**Supplied entries**:
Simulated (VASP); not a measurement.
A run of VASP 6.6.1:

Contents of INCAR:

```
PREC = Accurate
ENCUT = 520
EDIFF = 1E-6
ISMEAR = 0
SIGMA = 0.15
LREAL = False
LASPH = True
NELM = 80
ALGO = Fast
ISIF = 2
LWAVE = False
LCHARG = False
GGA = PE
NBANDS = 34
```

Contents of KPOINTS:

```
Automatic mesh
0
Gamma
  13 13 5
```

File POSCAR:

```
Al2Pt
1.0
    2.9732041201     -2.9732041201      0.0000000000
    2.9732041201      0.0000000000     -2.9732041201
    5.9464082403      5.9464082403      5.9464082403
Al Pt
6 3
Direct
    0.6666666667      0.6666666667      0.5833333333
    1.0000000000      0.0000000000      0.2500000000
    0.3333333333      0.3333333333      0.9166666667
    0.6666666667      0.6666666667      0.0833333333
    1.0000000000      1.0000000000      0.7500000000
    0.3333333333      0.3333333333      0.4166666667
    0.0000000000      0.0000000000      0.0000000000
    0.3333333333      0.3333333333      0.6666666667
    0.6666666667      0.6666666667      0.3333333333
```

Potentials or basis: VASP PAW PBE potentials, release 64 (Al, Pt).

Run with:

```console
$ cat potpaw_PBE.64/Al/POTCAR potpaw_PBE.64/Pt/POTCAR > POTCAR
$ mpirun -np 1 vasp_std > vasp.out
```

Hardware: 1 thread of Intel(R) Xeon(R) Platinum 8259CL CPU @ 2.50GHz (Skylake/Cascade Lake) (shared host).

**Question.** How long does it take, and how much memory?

**Work task**: Only the lines from the beginning of the listing through the line containing "Hardware: 1 thread" are wanted, each restated word for word.

**Written answer**:
Simulated (VASP); not a measurement.
A run of VASP 6.6.1:

Contents of INCAR:

```
PREC = Accurate
ENCUT = 520
EDIFF = 1E-6
ISMEAR = 0
SIGMA = 0.15
LREAL = False
LASPH = True
NELM = 80
ALGO = Fast
ISIF = 2
LWAVE = False
LCHARG = False
GGA = PE
NBANDS = 34
```

Contents of KPOINTS:

```
Automatic mesh
0
Gamma
  13 13 5
```

File POSCAR:

```
Al2Pt
1.0
    2.9732041201     -2.9732041201      0.0000000000
    2.9732041201      0.0000000000     -2.9732041201
    5.9464082403      5.9464082403      5.9464082403
Al Pt
6 3
Direct
    0.6666666667      0.6666666667      0.5833333333
    1.0000000000      0.0000000000      0.2500000000
    0.3333333333      0.3333333333      0.9166666667
    0.6666666667      0.6666666667      0.0833333333
    1.0000000000      1.0000000000      0.7500000000
    0.3333333333      0.3333333333      0.4166666667
    0.0000000000      0.0000000000      0.0000000000
    0.3333333333      0.3333333333      0.6666666667
    0.6666666667      0.6666666667      0.3333333333
```

Potentials or basis: VASP PAW PBE potentials, release 64 (Al, Pt).

Run with:

```console
$ cat potpaw_PBE.64/Al/POTCAR potpaw_PBE.64/Pt/POTCAR > POTCAR
$ mpirun -np 1 vasp_std > vasp.out
```

Hardware: 1 thread of Intel(R) Xeon(R) Platinum 8259CL CPU @ 2.50GHz (Skylake/Cascade Lake) (shared host).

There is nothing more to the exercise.